--- DATA FOR ANALYSIS Enclosed Below ---

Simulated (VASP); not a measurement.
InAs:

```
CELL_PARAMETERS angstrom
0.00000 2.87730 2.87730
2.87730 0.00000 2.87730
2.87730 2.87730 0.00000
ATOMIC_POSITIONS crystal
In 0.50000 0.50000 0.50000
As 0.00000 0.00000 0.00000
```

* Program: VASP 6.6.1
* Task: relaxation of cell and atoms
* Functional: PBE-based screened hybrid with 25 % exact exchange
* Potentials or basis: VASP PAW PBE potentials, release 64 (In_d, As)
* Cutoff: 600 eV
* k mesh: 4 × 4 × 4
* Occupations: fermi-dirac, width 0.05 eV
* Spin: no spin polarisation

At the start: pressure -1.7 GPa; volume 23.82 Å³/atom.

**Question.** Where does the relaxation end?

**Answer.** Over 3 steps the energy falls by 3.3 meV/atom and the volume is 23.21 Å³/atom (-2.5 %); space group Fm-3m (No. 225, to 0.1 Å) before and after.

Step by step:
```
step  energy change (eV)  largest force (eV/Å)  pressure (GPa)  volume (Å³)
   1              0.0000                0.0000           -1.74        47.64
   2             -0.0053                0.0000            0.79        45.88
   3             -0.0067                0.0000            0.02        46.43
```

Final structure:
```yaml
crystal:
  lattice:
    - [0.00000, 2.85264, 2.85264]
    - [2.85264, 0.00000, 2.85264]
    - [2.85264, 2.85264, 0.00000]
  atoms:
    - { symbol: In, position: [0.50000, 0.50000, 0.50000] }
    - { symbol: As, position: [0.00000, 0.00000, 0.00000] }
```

--- End of Enclosed DATA FOR ANALYSIS ---

▶ BRIEF
Once you have read the entries, write them all out again exactly.

▶ WRITTEN RESPONSE
Simulated (VASP); not a measurement.
InAs:

```
CELL_PARAMETERS angstrom
0.00000 2.87730 2.87730
2.87730 0.00000 2.87730
2.87730 2.87730 0.00000
ATOMIC_POSITIONS crystal
In 0.50000 0.50000 0.50000
As 0.00000 0.00000 0.00000
```

* Program: VASP 6.6.1
* Task: relaxation of cell and atoms
* Functional: PBE-based screened hybrid with 25 % exact exchange
* Potentials or basis: VASP PAW PBE potentials, release 64 (In_d, As)
* Cutoff: 600 eV
* k mesh: 4 × 4 × 4
* Occupations: fermi-dirac, width 0.05 eV
* Spin: no spin polarisation

At the start: pressure -1.7 GPa; volume 23.82 Å³/atom.

**Question.** Where does the relaxation end?

**Answer.** Over 3 steps the energy falls by 3.3 meV/atom and the volume is 23.21 Å³/atom (-2.5 %); space group Fm-3m (No. 225, to 0.1 Å) before and after.

Step by step:
```
step  energy change (eV)  largest force (eV/Å)  pressure (GPa)  volume (Å³)
   1              0.0000                0.0000           -1.74        47.64
   2             -0.0053                0.0000            0.79        45.88
   3             -0.0067                0.0000            0.02        46.43
```

Final structure:
```yaml
crystal:
  lattice:
    - [0.00000, 2.85264, 2.85264]
    - [2.85264, 0.00000, 2.85264]
    - [2.85264, 2.85264, 0.00000]
  atoms:
    - { symbol: In, position: [0.50000, 0.50000, 0.50000] }
    - { symbol: As, position: [0.00000, 0.00000, 0.00000] }
```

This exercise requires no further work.